» **Assignment**
All of the entries below should be copied exactly as they appear.

Start of Source data

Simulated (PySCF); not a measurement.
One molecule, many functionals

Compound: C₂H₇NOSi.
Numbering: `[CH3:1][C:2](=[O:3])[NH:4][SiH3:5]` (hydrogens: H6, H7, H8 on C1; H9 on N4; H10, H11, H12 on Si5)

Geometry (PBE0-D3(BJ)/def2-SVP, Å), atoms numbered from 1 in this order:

End of Source data

» **Task solution**
Simulated (PySCF); not a measurement.
One molecule, many functionals

Compound: C₂H₇NOSi.
Numbering: `[CH3:1][C:2](=[O:3])[NH:4][SiH3:5]` (hydrogens: H6, H7, H8 on C1; H9 on N4; H10, H11, H12 on Si5)

Geometry (PBE0-D3(BJ)/def2-SVP, Å), atoms numbered from 1 in this order:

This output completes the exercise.